» Action item:
Restate the listing exactly.

════
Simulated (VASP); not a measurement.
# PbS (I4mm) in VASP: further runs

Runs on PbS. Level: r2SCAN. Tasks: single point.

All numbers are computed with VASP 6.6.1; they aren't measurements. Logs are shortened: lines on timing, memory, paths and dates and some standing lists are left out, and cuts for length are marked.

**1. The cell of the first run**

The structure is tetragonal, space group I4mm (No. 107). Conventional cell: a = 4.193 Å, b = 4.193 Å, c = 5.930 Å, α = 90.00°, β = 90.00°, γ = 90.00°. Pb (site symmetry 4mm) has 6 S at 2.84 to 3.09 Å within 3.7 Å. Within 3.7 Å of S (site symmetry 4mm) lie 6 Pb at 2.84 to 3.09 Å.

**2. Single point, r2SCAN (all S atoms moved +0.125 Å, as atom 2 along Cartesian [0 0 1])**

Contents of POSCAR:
════

» Result:
Simulated (VASP); not a measurement.
# PbS (I4mm) in VASP: further runs

Runs on PbS. Level: r2SCAN. Tasks: single point.

All numbers are computed with VASP 6.6.1; they aren't measurements. Logs are shortened: lines on timing, memory, paths and dates and some standing lists are left out, and cuts for length are marked.

**1. The cell of the first run**

The structure is tetragonal, space group I4mm (No. 107). Conventional cell: a = 4.193 Å, b = 4.193 Å, c = 5.930 Å, α = 90.00°, β = 90.00°, γ = 90.00°. Pb (site symmetry 4mm) has 6 S at 2.84 to 3.09 Å within 3.7 Å. Within 3.7 Å of S (site symmetry 4mm) lie 6 Pb at 2.84 to 3.09 Å.

**2. Single point, r2SCAN (all S atoms moved +0.125 Å, as atom 2 along Cartesian [0 0 1])**

Contents of POSCAR:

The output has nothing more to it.